....

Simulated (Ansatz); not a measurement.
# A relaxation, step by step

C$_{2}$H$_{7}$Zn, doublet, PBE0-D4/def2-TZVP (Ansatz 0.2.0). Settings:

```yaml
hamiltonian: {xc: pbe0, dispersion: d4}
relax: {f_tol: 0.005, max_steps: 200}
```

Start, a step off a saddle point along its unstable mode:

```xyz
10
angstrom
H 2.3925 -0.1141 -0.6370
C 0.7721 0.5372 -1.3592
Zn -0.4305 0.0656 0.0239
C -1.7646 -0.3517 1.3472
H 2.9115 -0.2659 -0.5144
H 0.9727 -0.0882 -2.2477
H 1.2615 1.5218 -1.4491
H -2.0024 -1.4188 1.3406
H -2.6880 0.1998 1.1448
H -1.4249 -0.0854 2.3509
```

....

ACTIVITY — The material above must be output in full. Keep every word as it is.

RESPONSE BOX —
Simulated (Ansatz); not a measurement.
# A relaxation, step by step

C$_{2}$H$_{7}$Zn, doublet, PBE0-D4/def2-TZVP (Ansatz 0.2.0). Settings:

```yaml
hamiltonian: {xc: pbe0, dispersion: d4}
relax: {f_tol: 0.005, max_steps: 200}
```

Start, a step off a saddle point along its unstable mode:

```xyz
10
angstrom
H 2.3925 -0.1141 -0.6370
C 0.7721 0.5372 -1.3592
Zn -0.4305 0.0656 0.0239
C -1.7646 -0.3517 1.3472
H 2.9115 -0.2659 -0.5144
H 0.9727 -0.0882 -2.2477
H 1.2615 1.5218 -1.4491
H -2.0024 -1.4188 1.3406
H -2.6880 0.1998 1.1448
H -1.4249 -0.0854 2.3509
```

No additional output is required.